---- Exercise data
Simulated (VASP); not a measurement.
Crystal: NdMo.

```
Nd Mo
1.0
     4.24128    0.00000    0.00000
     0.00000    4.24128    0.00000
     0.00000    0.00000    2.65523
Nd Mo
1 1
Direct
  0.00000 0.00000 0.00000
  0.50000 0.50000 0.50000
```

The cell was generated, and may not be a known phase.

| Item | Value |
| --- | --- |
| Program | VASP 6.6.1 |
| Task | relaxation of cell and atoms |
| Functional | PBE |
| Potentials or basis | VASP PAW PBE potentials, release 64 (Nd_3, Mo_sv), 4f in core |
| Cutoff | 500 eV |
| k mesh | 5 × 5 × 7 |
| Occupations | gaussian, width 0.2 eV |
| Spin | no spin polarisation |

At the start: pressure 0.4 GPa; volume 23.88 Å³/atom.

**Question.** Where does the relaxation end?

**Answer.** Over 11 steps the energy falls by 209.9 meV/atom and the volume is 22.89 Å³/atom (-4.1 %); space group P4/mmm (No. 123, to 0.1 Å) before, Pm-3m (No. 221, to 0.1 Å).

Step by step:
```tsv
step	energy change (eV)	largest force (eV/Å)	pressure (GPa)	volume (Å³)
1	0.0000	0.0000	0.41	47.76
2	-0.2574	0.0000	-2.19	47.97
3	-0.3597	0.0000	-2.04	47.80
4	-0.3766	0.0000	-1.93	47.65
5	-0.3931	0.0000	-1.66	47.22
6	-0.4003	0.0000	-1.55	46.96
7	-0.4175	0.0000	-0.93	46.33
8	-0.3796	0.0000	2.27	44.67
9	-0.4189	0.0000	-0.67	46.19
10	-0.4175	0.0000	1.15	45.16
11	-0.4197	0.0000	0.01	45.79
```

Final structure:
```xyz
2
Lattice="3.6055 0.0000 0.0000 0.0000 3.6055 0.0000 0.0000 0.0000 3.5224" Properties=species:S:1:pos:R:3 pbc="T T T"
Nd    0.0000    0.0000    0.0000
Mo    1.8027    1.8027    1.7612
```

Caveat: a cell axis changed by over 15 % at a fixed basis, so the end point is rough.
--------

Brief
Repeat the entries above verbatim, but only from the line that has "VASP 6.6.1 |" down to the line that has "221, to 0.1 Å).", inclusive.

Expected answer
| Program | VASP 6.6.1 |
| Task | relaxation of cell and atoms |
| Functional | PBE |
| Potentials or basis | VASP PAW PBE potentials, release 64 (Nd_3, Mo_sv), 4f in core |
| Cutoff | 500 eV |
| k mesh | 5 × 5 × 7 |
| Occupations | gaussian, width 0.2 eV |
| Spin | no spin polarisation |

At the start: pressure 0.4 GPa; volume 23.88 Å³/atom.

**Question.** Where does the relaxation end?

**Answer.** Over 11 steps the energy falls by 209.9 meV/atom and the volume is 22.89 Å³/atom (-4.1 %); space group P4/mmm (No. 123, to 0.1 Å) before, Pm-3m (No. 221, to 0.1 Å).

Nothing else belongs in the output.